═════ INFORMATION

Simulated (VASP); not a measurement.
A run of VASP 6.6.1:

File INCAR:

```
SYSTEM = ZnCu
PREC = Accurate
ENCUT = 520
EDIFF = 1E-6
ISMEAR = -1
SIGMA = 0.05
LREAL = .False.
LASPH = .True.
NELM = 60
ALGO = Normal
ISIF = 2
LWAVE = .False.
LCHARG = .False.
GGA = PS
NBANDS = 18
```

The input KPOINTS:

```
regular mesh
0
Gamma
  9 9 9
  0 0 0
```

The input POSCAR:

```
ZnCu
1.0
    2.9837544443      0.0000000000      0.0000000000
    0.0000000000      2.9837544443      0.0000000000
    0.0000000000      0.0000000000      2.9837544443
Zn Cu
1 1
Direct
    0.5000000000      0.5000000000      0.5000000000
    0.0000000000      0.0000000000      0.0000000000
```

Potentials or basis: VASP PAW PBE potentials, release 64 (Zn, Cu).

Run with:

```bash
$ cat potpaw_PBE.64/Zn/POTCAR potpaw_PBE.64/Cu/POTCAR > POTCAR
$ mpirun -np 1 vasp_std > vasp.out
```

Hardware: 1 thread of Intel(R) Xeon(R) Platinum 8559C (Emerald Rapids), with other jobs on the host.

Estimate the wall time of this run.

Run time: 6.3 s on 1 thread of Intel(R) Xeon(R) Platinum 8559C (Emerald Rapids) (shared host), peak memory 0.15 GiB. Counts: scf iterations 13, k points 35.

══════════

In restating the data, begin at its first line, reproduce each line word for word, and conclude with the line that contains "Estimate the wall time of this run.".

> [WRITTEN REPLY]:
Simulated (VASP); not a measurement.
A run of VASP 6.6.1:

File INCAR:

```
SYSTEM = ZnCu
PREC = Accurate
ENCUT = 520
EDIFF = 1E-6
ISMEAR = -1
SIGMA = 0.05
LREAL = .False.
LASPH = .True.
NELM = 60
ALGO = Normal
ISIF = 2
LWAVE = .False.
LCHARG = .False.
GGA = PS
NBANDS = 18
```

The input KPOINTS:

```
regular mesh
0
Gamma
  9 9 9
  0 0 0
```

The input POSCAR:

```
ZnCu
1.0
    2.9837544443      0.0000000000      0.0000000000
    0.0000000000      2.9837544443      0.0000000000
    0.0000000000      0.0000000000      2.9837544443
Zn Cu
1 1
Direct
    0.5000000000      0.5000000000      0.5000000000
    0.0000000000      0.0000000000      0.0000000000
```

Potentials or basis: VASP PAW PBE potentials, release 64 (Zn, Cu).

Run with:

```bash
$ cat potpaw_PBE.64/Zn/POTCAR potpaw_PBE.64/Cu/POTCAR > POTCAR
$ mpirun -np 1 vasp_std > vasp.out
```

Hardware: 1 thread of Intel(R) Xeon(R) Platinum 8559C (Emerald Rapids), with other jobs on the host.

Estimate the wall time of this run.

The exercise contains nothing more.